* * * *
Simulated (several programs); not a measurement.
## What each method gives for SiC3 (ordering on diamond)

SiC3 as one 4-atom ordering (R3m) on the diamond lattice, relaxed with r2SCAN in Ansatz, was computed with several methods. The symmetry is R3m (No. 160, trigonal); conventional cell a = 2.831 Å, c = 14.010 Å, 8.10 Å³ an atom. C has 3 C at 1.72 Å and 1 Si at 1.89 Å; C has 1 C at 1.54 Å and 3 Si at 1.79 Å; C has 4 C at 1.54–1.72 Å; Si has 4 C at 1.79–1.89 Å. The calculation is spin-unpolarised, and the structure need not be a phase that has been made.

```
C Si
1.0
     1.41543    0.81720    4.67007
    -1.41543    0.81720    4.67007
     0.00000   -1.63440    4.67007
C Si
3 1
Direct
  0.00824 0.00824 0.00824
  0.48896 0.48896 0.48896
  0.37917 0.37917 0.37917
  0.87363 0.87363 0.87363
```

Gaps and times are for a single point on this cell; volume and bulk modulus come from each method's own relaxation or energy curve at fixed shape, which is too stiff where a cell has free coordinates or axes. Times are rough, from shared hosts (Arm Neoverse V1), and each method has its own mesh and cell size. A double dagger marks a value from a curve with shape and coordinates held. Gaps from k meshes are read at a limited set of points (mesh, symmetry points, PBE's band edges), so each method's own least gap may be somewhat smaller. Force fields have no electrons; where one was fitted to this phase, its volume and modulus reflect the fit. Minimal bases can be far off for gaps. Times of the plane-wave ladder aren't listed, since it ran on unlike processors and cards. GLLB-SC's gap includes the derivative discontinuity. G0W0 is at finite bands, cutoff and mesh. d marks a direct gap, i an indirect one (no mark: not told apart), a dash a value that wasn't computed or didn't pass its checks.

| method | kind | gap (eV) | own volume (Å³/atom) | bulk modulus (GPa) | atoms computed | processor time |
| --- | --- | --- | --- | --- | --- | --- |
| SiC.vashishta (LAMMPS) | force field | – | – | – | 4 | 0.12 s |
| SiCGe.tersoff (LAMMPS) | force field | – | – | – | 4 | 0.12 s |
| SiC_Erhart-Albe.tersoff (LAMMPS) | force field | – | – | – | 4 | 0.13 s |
* * * *

Copy the entries word for word. Start at the first line and end with the line containing "## What each".

> **Task output**
Simulated (several programs); not a measurement.
## What each method gives for SiC3 (ordering on diamond)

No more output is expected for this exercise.